● Assignment
With no words added or dropped, transcribe the listing that follows.

● Information shown
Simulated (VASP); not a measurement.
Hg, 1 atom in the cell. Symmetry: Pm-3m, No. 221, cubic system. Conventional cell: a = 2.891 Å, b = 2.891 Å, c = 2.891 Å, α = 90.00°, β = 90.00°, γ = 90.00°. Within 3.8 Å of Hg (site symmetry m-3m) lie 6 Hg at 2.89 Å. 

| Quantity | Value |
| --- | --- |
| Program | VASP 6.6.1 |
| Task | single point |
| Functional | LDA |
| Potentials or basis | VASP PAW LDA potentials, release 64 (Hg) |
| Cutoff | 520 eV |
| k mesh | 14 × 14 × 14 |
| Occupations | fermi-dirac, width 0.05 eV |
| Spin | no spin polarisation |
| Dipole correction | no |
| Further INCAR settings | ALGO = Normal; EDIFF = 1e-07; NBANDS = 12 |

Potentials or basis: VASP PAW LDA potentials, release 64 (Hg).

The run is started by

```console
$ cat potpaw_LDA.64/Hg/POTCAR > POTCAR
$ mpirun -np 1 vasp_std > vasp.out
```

● Task output
Simulated (VASP); not a measurement.
Hg, 1 atom in the cell. Symmetry: Pm-3m, No. 221, cubic system. Conventional cell: a = 2.891 Å, b = 2.891 Å, c = 2.891 Å, α = 90.00°, β = 90.00°, γ = 90.00°. Within 3.8 Å of Hg (site symmetry m-3m) lie 6 Hg at 2.89 Å. 

| Quantity | Value |
| --- | --- |
| Program | VASP 6.6.1 |
| Task | single point |
| Functional | LDA |
| Potentials or basis | VASP PAW LDA potentials, release 64 (Hg) |
| Cutoff | 520 eV |
| k mesh | 14 × 14 × 14 |
| Occupations | fermi-dirac, width 0.05 eV |
| Spin | no spin polarisation |
| Dipole correction | no |
| Further INCAR settings | ALGO = Normal; EDIFF = 1e-07; NBANDS = 12 |

Potentials or basis: VASP PAW LDA potentials, release 64 (Hg).

The run is started by

```console
$ cat potpaw_LDA.64/Hg/POTCAR > POTCAR
$ mpirun -np 1 vasp_std > vasp.out
```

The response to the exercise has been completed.